EXERCISE: Although the data below holds other lines too, output only those from the line with "mesh | 6 × 6 × 6 |" up to and including the line with "NBANDS = 17 |", exactly as they appear.

SOURCE MATERIAL:
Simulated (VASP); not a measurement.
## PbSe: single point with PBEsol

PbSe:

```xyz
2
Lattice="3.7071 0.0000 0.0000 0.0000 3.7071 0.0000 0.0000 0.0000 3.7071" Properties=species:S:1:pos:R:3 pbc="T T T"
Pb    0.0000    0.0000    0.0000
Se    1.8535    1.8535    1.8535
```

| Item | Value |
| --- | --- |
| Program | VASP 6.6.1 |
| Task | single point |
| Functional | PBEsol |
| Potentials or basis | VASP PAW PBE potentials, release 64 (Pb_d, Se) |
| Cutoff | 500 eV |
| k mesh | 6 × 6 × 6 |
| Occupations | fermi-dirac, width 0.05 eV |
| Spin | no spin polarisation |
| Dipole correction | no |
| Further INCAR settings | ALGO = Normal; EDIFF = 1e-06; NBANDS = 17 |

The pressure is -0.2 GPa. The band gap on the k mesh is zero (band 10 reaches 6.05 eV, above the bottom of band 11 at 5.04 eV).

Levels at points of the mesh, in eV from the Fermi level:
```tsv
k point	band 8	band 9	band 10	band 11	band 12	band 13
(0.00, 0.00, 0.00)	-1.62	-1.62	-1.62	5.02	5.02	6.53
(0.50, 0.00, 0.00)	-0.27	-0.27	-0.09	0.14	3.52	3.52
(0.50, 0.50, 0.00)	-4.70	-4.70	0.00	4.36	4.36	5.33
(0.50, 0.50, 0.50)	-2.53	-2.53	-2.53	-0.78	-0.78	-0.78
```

WRITTEN REPLY:
| k mesh | 6 × 6 × 6 |
| Occupations | fermi-dirac, width 0.05 eV |
| Spin | no spin polarisation |
| Dipole correction | no |
| Further INCAR settings | ALGO = Normal; EDIFF = 1e-06; NBANDS = 17 |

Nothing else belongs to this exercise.